▶ ASSIGNED TASK:
Once the line containing "5.77 | 102 |" has been copied, stop; copy every line before it exactly, beginning with the first line of the material below.

▶ INFORMATION GIVEN:
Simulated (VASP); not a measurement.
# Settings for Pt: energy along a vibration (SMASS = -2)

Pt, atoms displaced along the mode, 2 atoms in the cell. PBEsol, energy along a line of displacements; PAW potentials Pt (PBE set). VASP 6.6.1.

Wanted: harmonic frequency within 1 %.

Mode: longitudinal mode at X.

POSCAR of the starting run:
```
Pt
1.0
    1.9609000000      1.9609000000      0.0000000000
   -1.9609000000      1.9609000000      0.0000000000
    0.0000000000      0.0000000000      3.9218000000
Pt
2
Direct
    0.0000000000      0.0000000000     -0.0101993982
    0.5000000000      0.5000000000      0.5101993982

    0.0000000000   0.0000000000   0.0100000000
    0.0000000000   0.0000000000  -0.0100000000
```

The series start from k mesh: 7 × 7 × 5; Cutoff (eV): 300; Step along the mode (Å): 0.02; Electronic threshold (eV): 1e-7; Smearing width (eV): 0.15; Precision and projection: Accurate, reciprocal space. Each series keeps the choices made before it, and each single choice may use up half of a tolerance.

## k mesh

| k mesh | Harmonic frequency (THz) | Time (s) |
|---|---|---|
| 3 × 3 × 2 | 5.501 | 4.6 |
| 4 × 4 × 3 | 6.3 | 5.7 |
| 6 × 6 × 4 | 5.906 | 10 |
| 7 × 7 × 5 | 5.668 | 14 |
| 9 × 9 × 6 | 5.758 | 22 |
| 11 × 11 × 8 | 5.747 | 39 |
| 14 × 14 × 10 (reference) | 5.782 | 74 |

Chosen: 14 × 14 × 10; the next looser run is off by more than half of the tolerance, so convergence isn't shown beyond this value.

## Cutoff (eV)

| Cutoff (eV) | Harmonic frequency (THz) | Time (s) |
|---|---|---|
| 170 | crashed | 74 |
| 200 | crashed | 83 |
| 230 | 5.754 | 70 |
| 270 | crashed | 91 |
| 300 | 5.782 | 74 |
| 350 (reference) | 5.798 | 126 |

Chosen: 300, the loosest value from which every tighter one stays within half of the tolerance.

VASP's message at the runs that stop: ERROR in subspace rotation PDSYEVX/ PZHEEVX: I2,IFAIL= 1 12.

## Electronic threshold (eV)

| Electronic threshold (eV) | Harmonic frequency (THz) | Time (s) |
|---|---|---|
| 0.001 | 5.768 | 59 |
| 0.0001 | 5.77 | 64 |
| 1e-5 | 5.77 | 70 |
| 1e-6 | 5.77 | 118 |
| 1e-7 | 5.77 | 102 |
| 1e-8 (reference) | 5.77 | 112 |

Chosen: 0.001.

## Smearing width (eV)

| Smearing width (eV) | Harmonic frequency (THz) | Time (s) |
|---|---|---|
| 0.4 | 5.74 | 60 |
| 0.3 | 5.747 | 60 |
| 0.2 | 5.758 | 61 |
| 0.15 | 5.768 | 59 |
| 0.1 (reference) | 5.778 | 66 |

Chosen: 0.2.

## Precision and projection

▶ EXPECTED ANSWER:
Simulated (VASP); not a measurement.
# Settings for Pt: energy along a vibration (SMASS = -2)

Pt, atoms displaced along the mode, 2 atoms in the cell. PBEsol, energy along a line of displacements; PAW potentials Pt (PBE set). VASP 6.6.1.

Wanted: harmonic frequency within 1 %.

Mode: longitudinal mode at X.

POSCAR of the starting run:
```
Pt
1.0
    1.9609000000      1.9609000000      0.0000000000
   -1.9609000000      1.9609000000      0.0000000000
    0.0000000000      0.0000000000      3.9218000000
Pt
2
Direct
    0.0000000000      0.0000000000     -0.0101993982
    0.5000000000      0.5000000000      0.5101993982

    0.0000000000   0.0000000000   0.0100000000
    0.0000000000   0.0000000000  -0.0100000000
```

The series start from k mesh: 7 × 7 × 5; Cutoff (eV): 300; Step along the mode (Å): 0.02; Electronic threshold (eV): 1e-7; Smearing width (eV): 0.15; Precision and projection: Accurate, reciprocal space. Each series keeps the choices made before it, and each single choice may use up half of a tolerance.

## k mesh

| k mesh | Harmonic frequency (THz) | Time (s) |
|---|---|---|
| 3 × 3 × 2 | 5.501 | 4.6 |
| 4 × 4 × 3 | 6.3 | 5.7 |
| 6 × 6 × 4 | 5.906 | 10 |
| 7 × 7 × 5 | 5.668 | 14 |
| 9 × 9 × 6 | 5.758 | 22 |
| 11 × 11 × 8 | 5.747 | 39 |
| 14 × 14 × 10 (reference) | 5.782 | 74 |

Chosen: 14 × 14 × 10; the next looser run is off by more than half of the tolerance, so convergence isn't shown beyond this value.

## Cutoff (eV)

| Cutoff (eV) | Harmonic frequency (THz) | Time (s) |
|---|---|---|
| 170 | crashed | 74 |
| 200 | crashed | 83 |
| 230 | 5.754 | 70 |
| 270 | crashed | 91 |
| 300 | 5.782 | 74 |
| 350 (reference) | 5.798 | 126 |

Chosen: 300, the loosest value from which every tighter one stays within half of the tolerance.

VASP's message at the runs that stop: ERROR in subspace rotation PDSYEVX/ PZHEEVX: I2,IFAIL= 1 12.

## Electronic threshold (eV)

| Electronic threshold (eV) | Harmonic frequency (THz) | Time (s) |
|---|---|---|
| 0.001 | 5.768 | 59 |
| 0.0001 | 5.77 | 64 |
| 1e-5 | 5.77 | 70 |
| 1e-6 | 5.77 | 118 |
| 1e-7 | 5.77 | 102 |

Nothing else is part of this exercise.